__Required action__
The expected output is an exact restatement of all the records.

>>

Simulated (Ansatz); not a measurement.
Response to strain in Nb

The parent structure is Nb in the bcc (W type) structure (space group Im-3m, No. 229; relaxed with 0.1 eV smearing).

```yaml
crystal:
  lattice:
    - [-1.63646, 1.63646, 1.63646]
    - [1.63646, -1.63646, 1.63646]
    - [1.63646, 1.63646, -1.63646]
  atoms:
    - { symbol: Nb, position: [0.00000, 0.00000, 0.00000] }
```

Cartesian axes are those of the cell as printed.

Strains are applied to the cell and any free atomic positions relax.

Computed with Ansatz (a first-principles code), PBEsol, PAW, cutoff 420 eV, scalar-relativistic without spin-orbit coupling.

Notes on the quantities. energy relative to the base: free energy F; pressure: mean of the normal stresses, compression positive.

<<

__Exercise result__
Simulated (Ansatz); not a measurement.
Response to strain in Nb

The parent structure is Nb in the bcc (W type) structure (space group Im-3m, No. 229; relaxed with 0.1 eV smearing).

```yaml
crystal:
  lattice:
    - [-1.63646, 1.63646, 1.63646]
    - [1.63646, -1.63646, 1.63646]
    - [1.63646, 1.63646, -1.63646]
  atoms:
    - { symbol: Nb, position: [0.00000, 0.00000, 0.00000] }
```

Cartesian axes are those of the cell as printed.

Strains are applied to the cell and any free atomic positions relax.

Computed with Ansatz (a first-principles code), PBEsol, PAW, cutoff 420 eV, scalar-relativistic without spin-orbit coupling.

Notes on the quantities. energy relative to the base: free energy F; pressure: mean of the normal stresses, compression positive.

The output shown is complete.